* [Record extracts]
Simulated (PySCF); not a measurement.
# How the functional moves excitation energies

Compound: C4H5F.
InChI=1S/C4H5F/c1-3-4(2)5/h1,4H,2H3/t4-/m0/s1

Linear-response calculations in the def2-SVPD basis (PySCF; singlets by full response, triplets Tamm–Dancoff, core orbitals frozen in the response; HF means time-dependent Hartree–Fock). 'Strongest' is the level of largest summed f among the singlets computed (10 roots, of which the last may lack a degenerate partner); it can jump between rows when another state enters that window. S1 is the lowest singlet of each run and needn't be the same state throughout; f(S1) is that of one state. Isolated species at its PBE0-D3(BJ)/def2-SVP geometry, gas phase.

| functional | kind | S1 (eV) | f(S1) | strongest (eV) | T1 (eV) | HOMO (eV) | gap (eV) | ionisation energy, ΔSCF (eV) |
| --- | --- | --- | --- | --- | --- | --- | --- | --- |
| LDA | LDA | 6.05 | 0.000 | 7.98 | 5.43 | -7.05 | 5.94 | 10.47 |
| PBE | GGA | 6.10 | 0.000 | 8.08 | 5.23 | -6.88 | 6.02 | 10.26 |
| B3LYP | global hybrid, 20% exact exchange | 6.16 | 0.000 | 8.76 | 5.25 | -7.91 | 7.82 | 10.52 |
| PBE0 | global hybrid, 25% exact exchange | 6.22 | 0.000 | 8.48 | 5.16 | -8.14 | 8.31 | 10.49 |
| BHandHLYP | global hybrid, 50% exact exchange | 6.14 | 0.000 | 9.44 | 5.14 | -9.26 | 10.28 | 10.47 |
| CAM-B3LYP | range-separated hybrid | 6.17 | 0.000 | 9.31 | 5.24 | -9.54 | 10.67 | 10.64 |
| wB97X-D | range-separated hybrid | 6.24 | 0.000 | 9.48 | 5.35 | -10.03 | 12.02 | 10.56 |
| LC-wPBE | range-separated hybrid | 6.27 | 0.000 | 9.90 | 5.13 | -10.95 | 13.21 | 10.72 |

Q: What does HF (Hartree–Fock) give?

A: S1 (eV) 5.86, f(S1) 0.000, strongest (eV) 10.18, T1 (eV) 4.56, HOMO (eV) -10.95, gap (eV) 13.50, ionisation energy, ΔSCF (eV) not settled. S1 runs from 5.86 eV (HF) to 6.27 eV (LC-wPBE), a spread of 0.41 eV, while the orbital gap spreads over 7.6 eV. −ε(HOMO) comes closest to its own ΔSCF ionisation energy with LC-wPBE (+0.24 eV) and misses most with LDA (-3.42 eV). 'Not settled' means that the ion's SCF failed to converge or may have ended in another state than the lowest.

* [Work task]
Output the material above exactly, but only from the line that carries "InChI=1S/C4H5F/c1-3-4(2)5/h1,4H,2H3/t4-/m0/s1" through the line that carries "7.82 | 10.52 |".

* [Written answer]
InChI=1S/C4H5F/c1-3-4(2)5/h1,4H,2H3/t4-/m0/s1

Linear-response calculations in the def2-SVPD basis (PySCF; singlets by full response, triplets Tamm–Dancoff, core orbitals frozen in the response; HF means time-dependent Hartree–Fock). 'Strongest' is the level of largest summed f among the singlets computed (10 roots, of which the last may lack a degenerate partner); it can jump between rows when another state enters that window. S1 is the lowest singlet of each run and needn't be the same state throughout; f(S1) is that of one state. Isolated species at its PBE0-D3(BJ)/def2-SVP geometry, gas phase.

| functional | kind | S1 (eV) | f(S1) | strongest (eV) | T1 (eV) | HOMO (eV) | gap (eV) | ionisation energy, ΔSCF (eV) |
| --- | --- | --- | --- | --- | --- | --- | --- | --- |
| LDA | LDA | 6.05 | 0.000 | 7.98 | 5.43 | -7.05 | 5.94 | 10.47 |
| PBE | GGA | 6.10 | 0.000 | 8.08 | 5.23 | -6.88 | 6.02 | 10.26 |
| B3LYP | global hybrid, 20% exact exchange | 6.16 | 0.000 | 8.76 | 5.25 | -7.91 | 7.82 | 10.52 |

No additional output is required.